- **EXTRACTED DATA**
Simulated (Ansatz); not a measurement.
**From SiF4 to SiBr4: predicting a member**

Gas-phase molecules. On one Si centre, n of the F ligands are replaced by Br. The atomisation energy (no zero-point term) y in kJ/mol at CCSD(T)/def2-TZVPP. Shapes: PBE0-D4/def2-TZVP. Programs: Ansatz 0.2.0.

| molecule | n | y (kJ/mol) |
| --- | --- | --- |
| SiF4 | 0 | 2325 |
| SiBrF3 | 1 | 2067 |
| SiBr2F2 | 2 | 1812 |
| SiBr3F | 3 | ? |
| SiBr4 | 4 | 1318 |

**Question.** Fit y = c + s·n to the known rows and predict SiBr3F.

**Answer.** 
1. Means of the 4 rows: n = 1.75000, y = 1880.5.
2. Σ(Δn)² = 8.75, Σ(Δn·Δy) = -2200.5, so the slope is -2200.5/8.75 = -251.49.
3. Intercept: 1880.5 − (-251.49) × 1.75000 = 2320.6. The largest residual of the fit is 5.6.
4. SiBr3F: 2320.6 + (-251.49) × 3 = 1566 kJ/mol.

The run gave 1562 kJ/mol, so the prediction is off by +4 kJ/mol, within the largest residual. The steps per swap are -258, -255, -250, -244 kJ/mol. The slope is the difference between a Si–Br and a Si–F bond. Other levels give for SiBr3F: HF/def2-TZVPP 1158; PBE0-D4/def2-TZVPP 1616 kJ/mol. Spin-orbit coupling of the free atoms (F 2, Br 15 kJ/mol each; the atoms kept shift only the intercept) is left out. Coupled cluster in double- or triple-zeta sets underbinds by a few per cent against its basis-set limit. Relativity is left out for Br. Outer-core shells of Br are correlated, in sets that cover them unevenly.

- **BRIEF**
An exact copy of the lines above between the line holding "2. Σ(Δn)² = 8.75, Σ(Δn·Δy)" and the line holding "4. SiBr3F: 2320.6", inclusive, is the whole answer.

- **ANSWER SPACE**
2. Σ(Δn)² = 8.75, Σ(Δn·Δy) = -2200.5, so the slope is -2200.5/8.75 = -251.49.
3. Intercept: 1880.5 − (-251.49) × 1.75000 = 2320.6. The largest residual of the fit is 5.6.
4. SiBr3F: 2320.6 + (-251.49) × 3 = 1566 kJ/mol.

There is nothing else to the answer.